• • •

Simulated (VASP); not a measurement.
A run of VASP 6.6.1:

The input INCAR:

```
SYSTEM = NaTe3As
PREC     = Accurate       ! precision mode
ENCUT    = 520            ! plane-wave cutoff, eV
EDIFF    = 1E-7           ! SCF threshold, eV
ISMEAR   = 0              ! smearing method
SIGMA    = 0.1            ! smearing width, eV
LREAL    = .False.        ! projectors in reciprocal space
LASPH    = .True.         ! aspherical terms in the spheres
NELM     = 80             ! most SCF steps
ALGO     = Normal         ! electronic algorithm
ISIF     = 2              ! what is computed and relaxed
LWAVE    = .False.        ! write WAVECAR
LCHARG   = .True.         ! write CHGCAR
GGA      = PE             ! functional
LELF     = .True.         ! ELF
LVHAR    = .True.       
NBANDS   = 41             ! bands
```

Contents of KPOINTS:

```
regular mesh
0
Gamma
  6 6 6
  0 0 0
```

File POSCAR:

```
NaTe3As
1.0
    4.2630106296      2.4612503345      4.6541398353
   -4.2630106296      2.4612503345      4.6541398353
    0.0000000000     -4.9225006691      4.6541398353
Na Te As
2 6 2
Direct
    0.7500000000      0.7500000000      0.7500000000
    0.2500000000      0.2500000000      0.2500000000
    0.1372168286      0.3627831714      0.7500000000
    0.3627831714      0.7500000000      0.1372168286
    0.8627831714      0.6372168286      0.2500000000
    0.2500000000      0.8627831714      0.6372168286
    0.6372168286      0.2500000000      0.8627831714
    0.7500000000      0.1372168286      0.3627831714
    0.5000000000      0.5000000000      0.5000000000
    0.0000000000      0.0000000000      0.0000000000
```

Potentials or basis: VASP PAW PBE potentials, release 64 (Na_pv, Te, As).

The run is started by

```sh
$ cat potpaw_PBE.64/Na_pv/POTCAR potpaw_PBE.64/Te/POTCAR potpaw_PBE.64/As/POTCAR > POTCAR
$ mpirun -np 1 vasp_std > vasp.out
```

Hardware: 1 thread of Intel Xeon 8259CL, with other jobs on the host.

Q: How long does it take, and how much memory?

• • •

→ Activity
The stretch of entries above that starts with the line containing "The run is started by" and goes on through the line containing "Hardware: 1 thread" is to be transcribed exactly, and no other line is to be transcribed.

→ Answer space
The run is started by

```sh
$ cat potpaw_PBE.64/Na_pv/POTCAR potpaw_PBE.64/Te/POTCAR potpaw_PBE.64/As/POTCAR > POTCAR
$ mpirun -np 1 vasp_std > vasp.out
```

Hardware: 1 thread of Intel Xeon 8259CL, with other jobs on the host.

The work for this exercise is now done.